[[ Supplied data open ]]

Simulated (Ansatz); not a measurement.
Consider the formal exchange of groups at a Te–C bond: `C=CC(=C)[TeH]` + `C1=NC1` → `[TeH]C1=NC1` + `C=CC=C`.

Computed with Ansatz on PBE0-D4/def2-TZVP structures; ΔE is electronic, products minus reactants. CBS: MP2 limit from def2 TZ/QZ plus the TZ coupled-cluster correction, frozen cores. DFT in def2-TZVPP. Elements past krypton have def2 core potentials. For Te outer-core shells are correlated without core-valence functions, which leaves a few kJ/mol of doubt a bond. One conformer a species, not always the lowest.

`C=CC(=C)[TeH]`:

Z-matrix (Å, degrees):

[[ Supplied data closed ]]

* Required action
Restate the entries above. Match them exactly.

* Your solution
Simulated (Ansatz); not a measurement.
Consider the formal exchange of groups at a Te–C bond: `C=CC(=C)[TeH]` + `C1=NC1` → `[TeH]C1=NC1` + `C=CC=C`.

Computed with Ansatz on PBE0-D4/def2-TZVP structures; ΔE is electronic, products minus reactants. CBS: MP2 limit from def2 TZ/QZ plus the TZ coupled-cluster correction, frozen cores. DFT in def2-TZVPP. Elements past krypton have def2 core potentials. For Te outer-core shells are correlated without core-valence functions, which leaves a few kJ/mol of doubt a bond. One conformer a species, not always the lowest.

`C=CC(=C)[TeH]`:

Z-matrix (Å, degrees):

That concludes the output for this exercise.